++++ Dataset content

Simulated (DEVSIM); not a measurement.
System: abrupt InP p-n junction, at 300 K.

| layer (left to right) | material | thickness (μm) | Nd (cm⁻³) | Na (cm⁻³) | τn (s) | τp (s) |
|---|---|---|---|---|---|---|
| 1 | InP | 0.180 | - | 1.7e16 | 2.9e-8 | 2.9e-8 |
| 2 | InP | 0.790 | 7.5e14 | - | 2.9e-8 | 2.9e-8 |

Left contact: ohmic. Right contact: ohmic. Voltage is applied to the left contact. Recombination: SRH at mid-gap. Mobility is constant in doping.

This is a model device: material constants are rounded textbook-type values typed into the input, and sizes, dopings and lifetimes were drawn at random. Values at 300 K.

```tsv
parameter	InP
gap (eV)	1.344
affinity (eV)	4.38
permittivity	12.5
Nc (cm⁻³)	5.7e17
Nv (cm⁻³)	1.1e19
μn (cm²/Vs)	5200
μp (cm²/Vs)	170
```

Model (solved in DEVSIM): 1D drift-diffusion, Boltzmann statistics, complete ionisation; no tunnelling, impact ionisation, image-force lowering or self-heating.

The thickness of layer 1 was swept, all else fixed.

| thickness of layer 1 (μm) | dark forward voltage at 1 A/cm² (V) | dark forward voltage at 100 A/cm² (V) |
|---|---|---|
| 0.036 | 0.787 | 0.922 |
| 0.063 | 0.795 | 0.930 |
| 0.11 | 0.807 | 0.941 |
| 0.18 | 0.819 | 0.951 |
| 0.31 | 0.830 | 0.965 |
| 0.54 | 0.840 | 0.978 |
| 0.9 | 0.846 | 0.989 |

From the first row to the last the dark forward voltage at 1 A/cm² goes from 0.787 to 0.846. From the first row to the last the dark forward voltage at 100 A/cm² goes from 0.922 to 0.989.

++++++++

* [Requirement]:
Your task is to return the full listing exactly as it was given.

* [Your solution]:
Simulated (DEVSIM); not a measurement.
System: abrupt InP p-n junction, at 300 K.

| layer (left to right) | material | thickness (μm) | Nd (cm⁻³) | Na (cm⁻³) | τn (s) | τp (s) |
|---|---|---|---|---|---|---|
| 1 | InP | 0.180 | - | 1.7e16 | 2.9e-8 | 2.9e-8 |
| 2 | InP | 0.790 | 7.5e14 | - | 2.9e-8 | 2.9e-8 |

Left contact: ohmic. Right contact: ohmic. Voltage is applied to the left contact. Recombination: SRH at mid-gap. Mobility is constant in doping.

This is a model device: material constants are rounded textbook-type values typed into the input, and sizes, dopings and lifetimes were drawn at random. Values at 300 K.

```tsv
parameter	InP
gap (eV)	1.344
affinity (eV)	4.38
permittivity	12.5
Nc (cm⁻³)	5.7e17
Nv (cm⁻³)	1.1e19
μn (cm²/Vs)	5200
μp (cm²/Vs)	170
```

Model (solved in DEVSIM): 1D drift-diffusion, Boltzmann statistics, complete ionisation; no tunnelling, impact ionisation, image-force lowering or self-heating.

The thickness of layer 1 was swept, all else fixed.

| thickness of layer 1 (μm) | dark forward voltage at 1 A/cm² (V) | dark forward voltage at 100 A/cm² (V) |
|---|---|---|
| 0.036 | 0.787 | 0.922 |
| 0.063 | 0.795 | 0.930 |
| 0.11 | 0.807 | 0.941 |
| 0.18 | 0.819 | 0.951 |
| 0.31 | 0.830 | 0.965 |
| 0.54 | 0.840 | 0.978 |
| 0.9 | 0.846 | 0.989 |

From the first row to the last the dark forward voltage at 1 A/cm² goes from 0.787 to 0.846. From the first row to the last the dark forward voltage at 100 A/cm² goes from 0.922 to 0.989.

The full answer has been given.